**Work task:** Your answer is the lines below, exactly, from the one that contains "Couplings come from the" through the one that contains "The program reports", both included.

**Dataset records:**
= = =

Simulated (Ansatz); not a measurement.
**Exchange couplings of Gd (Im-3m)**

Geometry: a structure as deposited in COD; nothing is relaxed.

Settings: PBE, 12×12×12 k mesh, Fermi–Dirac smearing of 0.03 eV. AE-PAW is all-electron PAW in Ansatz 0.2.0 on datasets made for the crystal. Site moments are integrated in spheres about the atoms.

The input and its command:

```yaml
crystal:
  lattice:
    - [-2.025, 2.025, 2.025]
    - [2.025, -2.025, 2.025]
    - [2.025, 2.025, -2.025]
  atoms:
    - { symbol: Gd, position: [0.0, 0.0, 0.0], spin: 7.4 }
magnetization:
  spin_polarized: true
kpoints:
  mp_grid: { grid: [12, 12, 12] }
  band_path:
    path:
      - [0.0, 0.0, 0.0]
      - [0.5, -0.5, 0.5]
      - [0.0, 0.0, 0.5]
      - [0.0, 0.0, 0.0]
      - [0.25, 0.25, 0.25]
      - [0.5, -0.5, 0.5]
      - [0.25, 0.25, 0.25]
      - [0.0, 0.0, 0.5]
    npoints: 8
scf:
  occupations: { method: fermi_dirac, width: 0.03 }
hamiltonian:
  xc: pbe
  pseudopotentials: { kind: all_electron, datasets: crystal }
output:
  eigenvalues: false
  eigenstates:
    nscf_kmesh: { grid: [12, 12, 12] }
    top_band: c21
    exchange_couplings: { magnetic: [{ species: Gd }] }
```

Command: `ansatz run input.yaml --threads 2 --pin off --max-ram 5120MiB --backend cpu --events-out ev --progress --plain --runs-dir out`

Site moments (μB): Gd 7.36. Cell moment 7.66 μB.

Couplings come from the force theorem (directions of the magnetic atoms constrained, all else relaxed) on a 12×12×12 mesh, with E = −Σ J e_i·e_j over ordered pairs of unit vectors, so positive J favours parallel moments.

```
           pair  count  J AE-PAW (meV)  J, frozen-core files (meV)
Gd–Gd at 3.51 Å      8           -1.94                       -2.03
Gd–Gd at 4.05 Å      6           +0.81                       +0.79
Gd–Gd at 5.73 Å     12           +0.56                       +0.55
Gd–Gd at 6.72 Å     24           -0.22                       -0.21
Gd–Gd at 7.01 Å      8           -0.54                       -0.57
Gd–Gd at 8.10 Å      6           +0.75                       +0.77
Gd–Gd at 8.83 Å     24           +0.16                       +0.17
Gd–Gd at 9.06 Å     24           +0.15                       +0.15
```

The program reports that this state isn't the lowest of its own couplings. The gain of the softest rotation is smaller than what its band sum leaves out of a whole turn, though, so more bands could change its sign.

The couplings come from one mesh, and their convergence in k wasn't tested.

= = =

**Your solution:**
Couplings come from the force theorem (directions of the magnetic atoms constrained, all else relaxed) on a 12×12×12 mesh, with E = −Σ J e_i·e_j over ordered pairs of unit vectors, so positive J favours parallel moments.

```
           pair  count  J AE-PAW (meV)  J, frozen-core files (meV)
Gd–Gd at 3.51 Å      8           -1.94                       -2.03
Gd–Gd at 4.05 Å      6           +0.81                       +0.79
Gd–Gd at 5.73 Å     12           +0.56                       +0.55
Gd–Gd at 6.72 Å     24           -0.22                       -0.21
Gd–Gd at 7.01 Å      8           -0.54                       -0.57
Gd–Gd at 8.10 Å      6           +0.75                       +0.77
Gd–Gd at 8.83 Å     24           +0.16                       +0.17
Gd–Gd at 9.06 Å     24           +0.15                       +0.15
```

The program reports that this state isn't the lowest of its own couplings. The gain of the softest rotation is smaller than what its band sum leaves out of a whole turn, though, so more bands could change its sign.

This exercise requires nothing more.